**REQUIREMENT**
Below is a listing. Set down exactly the lines from the one containing "- Functional: PBEsol" through the one containing "Q: How long", both ends included, and leave out the rest.

====== DATA PROVIDED ======
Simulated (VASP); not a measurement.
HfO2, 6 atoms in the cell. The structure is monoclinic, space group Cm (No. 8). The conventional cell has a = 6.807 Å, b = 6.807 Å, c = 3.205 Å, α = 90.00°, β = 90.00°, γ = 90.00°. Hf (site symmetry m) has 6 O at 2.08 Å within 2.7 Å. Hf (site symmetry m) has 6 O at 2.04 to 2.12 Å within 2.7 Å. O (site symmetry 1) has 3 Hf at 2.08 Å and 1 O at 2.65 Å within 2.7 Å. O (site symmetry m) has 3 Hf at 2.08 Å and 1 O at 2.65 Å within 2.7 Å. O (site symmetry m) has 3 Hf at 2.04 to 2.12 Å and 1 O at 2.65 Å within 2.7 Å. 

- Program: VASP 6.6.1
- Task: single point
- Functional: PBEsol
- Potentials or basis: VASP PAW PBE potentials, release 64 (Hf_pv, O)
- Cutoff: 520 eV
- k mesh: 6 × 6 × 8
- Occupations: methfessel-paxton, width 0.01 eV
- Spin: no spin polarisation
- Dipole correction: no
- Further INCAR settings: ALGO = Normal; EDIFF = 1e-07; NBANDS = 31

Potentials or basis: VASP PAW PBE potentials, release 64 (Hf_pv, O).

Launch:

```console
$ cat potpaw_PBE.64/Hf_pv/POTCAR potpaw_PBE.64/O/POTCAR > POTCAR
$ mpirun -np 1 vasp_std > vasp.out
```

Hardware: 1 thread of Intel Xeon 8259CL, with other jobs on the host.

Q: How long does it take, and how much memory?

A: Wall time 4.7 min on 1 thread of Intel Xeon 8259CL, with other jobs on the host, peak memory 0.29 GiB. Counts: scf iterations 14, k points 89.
======

**RESULT**
- Functional: PBEsol
- Potentials or basis: VASP PAW PBE potentials, release 64 (Hf_pv, O)
- Cutoff: 520 eV
- k mesh: 6 × 6 × 8
- Occupations: methfessel-paxton, width 0.01 eV
- Spin: no spin polarisation
- Dipole correction: no
- Further INCAR settings: ALGO = Normal; EDIFF = 1e-07; NBANDS = 31

Potentials or basis: VASP PAW PBE potentials, release 64 (Hf_pv, O).

Launch:

```console
$ cat potpaw_PBE.64/Hf_pv/POTCAR potpaw_PBE.64/O/POTCAR > POTCAR
$ mpirun -np 1 vasp_std > vasp.out
```

Hardware: 1 thread of Intel Xeon 8259CL, with other jobs on the host.

Q: How long does it take, and how much memory?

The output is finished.